- WORK INSTRUCTION:
Reproduce only the stretch of entries below that begins at the first line and ends at the line holding "Binding counts from".

START THE DATA

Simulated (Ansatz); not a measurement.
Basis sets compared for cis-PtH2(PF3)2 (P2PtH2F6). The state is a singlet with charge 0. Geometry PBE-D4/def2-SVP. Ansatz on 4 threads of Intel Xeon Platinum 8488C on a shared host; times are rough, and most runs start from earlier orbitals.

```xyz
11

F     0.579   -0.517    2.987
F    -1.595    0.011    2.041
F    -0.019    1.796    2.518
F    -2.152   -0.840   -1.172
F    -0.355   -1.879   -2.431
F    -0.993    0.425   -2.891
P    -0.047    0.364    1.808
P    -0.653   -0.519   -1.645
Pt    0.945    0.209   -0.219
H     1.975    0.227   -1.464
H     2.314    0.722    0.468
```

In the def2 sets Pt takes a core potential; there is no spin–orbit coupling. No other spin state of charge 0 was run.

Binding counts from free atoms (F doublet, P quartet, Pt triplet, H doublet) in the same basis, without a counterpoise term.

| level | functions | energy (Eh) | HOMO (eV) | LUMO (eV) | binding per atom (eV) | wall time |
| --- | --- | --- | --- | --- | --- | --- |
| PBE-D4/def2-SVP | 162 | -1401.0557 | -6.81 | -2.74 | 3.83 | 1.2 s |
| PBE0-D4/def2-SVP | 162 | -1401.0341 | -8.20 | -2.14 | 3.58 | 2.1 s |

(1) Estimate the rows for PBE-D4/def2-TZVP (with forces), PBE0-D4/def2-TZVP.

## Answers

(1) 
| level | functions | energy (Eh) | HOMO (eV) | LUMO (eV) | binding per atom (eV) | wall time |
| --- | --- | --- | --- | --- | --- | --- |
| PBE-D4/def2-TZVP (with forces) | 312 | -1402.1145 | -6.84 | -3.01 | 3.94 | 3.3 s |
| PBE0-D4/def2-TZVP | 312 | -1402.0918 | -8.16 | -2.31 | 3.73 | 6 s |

END THE DATA

- EXERCISE RESULT:
Simulated (Ansatz); not a measurement.
Basis sets compared for cis-PtH2(PF3)2 (P2PtH2F6). The state is a singlet with charge 0. Geometry PBE-D4/def2-SVP. Ansatz on 4 threads of Intel Xeon Platinum 8488C on a shared host; times are rough, and most runs start from earlier orbitals.

```xyz
11

F     0.579   -0.517    2.987
F    -1.595    0.011    2.041
F    -0.019    1.796    2.518
F    -2.152   -0.840   -1.172
F    -0.355   -1.879   -2.431
F    -0.993    0.425   -2.891
P    -0.047    0.364    1.808
P    -0.653   -0.519   -1.645
Pt    0.945    0.209   -0.219
H     1.975    0.227   -1.464
H     2.314    0.722    0.468
```

In the def2 sets Pt takes a core potential; there is no spin–orbit coupling. No other spin state of charge 0 was run.

Binding counts from free atoms (F doublet, P quartet, Pt triplet, H doublet) in the same basis, without a counterpoise term.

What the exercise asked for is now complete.